*SOURCE DATA:*
--------------------------------
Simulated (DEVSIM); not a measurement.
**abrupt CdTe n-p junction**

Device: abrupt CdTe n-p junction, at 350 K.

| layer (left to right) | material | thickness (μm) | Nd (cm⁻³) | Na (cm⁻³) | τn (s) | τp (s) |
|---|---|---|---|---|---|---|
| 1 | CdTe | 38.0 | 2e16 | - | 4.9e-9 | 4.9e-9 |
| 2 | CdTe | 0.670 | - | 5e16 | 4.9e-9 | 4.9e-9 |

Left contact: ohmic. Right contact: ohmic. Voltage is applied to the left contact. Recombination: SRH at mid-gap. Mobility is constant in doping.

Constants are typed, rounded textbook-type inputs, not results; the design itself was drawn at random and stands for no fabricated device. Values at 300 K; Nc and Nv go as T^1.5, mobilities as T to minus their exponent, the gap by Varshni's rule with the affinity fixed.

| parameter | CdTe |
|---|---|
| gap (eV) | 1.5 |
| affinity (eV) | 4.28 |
--------------------------------

*WORK INSTRUCTION:* The entries are to be duplicated exactly, with nothing changed.

*YOUR RESPONSE:*
Simulated (DEVSIM); not a measurement.
**abrupt CdTe n-p junction**

Device: abrupt CdTe n-p junction, at 350 K.

| layer (left to right) | material | thickness (μm) | Nd (cm⁻³) | Na (cm⁻³) | τn (s) | τp (s) |
|---|---|---|---|---|---|---|
| 1 | CdTe | 38.0 | 2e16 | - | 4.9e-9 | 4.9e-9 |
| 2 | CdTe | 0.670 | - | 5e16 | 4.9e-9 | 4.9e-9 |

Left contact: ohmic. Right contact: ohmic. Voltage is applied to the left contact. Recombination: SRH at mid-gap. Mobility is constant in doping.

Constants are typed, rounded textbook-type inputs, not results; the design itself was drawn at random and stands for no fabricated device. Values at 300 K; Nc and Nv go as T^1.5, mobilities as T to minus their exponent, the gap by Varshni's rule with the affinity fixed.

| parameter | CdTe |
|---|---|
| gap (eV) | 1.5 |
| affinity (eV) | 4.28 |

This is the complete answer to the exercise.